[ENTRIES PROVIDED Boundary: Start]
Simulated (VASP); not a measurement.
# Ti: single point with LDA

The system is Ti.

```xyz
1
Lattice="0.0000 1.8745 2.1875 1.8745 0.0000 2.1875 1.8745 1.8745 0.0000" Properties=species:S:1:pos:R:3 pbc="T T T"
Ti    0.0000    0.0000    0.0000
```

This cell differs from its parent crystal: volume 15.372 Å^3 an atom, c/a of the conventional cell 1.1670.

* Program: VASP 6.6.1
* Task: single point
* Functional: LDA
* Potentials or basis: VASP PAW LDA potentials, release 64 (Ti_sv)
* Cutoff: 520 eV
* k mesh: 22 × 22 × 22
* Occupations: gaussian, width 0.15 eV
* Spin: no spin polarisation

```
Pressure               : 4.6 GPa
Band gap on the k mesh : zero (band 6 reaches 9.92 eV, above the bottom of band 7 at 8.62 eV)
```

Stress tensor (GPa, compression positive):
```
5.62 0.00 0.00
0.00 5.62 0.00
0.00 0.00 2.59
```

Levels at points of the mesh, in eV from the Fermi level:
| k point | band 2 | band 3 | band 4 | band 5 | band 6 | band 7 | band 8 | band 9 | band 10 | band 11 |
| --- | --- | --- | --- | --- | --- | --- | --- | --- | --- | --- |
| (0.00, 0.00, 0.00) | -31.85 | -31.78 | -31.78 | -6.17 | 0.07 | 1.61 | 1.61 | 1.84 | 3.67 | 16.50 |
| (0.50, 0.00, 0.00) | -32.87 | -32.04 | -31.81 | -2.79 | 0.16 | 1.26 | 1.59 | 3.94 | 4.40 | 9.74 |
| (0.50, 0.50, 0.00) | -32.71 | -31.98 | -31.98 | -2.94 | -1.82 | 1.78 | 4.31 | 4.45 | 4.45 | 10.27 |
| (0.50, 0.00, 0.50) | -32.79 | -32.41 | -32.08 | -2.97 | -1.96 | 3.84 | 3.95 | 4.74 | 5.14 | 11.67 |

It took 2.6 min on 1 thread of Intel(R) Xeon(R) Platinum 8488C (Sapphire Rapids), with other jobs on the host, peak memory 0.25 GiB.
[ENTRIES PROVIDED Boundary: End]

[EXERCISE] Look back at the entries above. Retype the line with "This cell differs", the line with "5.14 | 11.67 |", and all lines in between.

[RESPONSE BOX]
This cell differs from its parent crystal: volume 15.372 Å^3 an atom, c/a of the conventional cell 1.1670.

* Program: VASP 6.6.1
* Task: single point
* Functional: LDA
* Potentials or basis: VASP PAW LDA potentials, release 64 (Ti_sv)
* Cutoff: 520 eV
* k mesh: 22 × 22 × 22
* Occupations: gaussian, width 0.15 eV
* Spin: no spin polarisation

```
Pressure               : 4.6 GPa
Band gap on the k mesh : zero (band 6 reaches 9.92 eV, above the bottom of band 7 at 8.62 eV)
```

Stress tensor (GPa, compression positive):
```
5.62 0.00 0.00
0.00 5.62 0.00
0.00 0.00 2.59
```

Levels at points of the mesh, in eV from the Fermi level:
| k point | band 2 | band 3 | band 4 | band 5 | band 6 | band 7 | band 8 | band 9 | band 10 | band 11 |
| --- | --- | --- | --- | --- | --- | --- | --- | --- | --- | --- |
| (0.00, 0.00, 0.00) | -31.85 | -31.78 | -31.78 | -6.17 | 0.07 | 1.61 | 1.61 | 1.84 | 3.67 | 16.50 |
| (0.50, 0.00, 0.00) | -32.87 | -32.04 | -31.81 | -2.79 | 0.16 | 1.26 | 1.59 | 3.94 | 4.40 | 9.74 |
| (0.50, 0.50, 0.00) | -32.71 | -31.98 | -31.98 | -2.94 | -1.82 | 1.78 | 4.31 | 4.45 | 4.45 | 10.27 |
| (0.50, 0.00, 0.50) | -32.79 | -32.41 | -32.08 | -2.97 | -1.96 | 3.84 | 3.95 | 4.74 | 5.14 | 11.67 |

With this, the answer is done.